------------------------------------------------------------------------
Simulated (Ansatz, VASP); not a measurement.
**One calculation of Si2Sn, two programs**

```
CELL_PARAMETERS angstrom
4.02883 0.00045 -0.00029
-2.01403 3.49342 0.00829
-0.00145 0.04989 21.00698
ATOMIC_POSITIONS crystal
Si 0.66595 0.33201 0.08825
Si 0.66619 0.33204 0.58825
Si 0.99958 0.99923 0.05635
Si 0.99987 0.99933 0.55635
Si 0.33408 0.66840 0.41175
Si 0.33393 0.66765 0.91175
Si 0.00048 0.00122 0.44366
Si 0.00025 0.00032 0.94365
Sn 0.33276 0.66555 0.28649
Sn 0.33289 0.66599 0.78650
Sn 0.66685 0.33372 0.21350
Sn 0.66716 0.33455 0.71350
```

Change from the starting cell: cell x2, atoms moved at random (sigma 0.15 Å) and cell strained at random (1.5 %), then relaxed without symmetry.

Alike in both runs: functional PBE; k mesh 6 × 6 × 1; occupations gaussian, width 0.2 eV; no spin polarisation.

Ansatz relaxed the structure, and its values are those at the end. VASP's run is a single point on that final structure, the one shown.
------------------------------------------------------------------------

▸ REQUIREMENT
The answer should consist of the lines from the first line of the entries through the line with "Alike in both", copied exactly.

▸ EXERCISE ANSWER
Simulated (Ansatz, VASP); not a measurement.
**One calculation of Si2Sn, two programs**

```
CELL_PARAMETERS angstrom
4.02883 0.00045 -0.00029
-2.01403 3.49342 0.00829
-0.00145 0.04989 21.00698
ATOMIC_POSITIONS crystal
Si 0.66595 0.33201 0.08825
Si 0.66619 0.33204 0.58825
Si 0.99958 0.99923 0.05635
Si 0.99987 0.99933 0.55635
Si 0.33408 0.66840 0.41175
Si 0.33393 0.66765 0.91175
Si 0.00048 0.00122 0.44366
Si 0.00025 0.00032 0.94365
Sn 0.33276 0.66555 0.28649
Sn 0.33289 0.66599 0.78650
Sn 0.66685 0.33372 0.21350
Sn 0.66716 0.33455 0.71350
```

Change from the starting cell: cell x2, atoms moved at random (sigma 0.15 Å) and cell strained at random (1.5 %), then relaxed without symmetry.

Alike in both runs: functional PBE; k mesh 6 × 6 × 1; occupations gaussian, width 0.2 eV; no spin polarisation.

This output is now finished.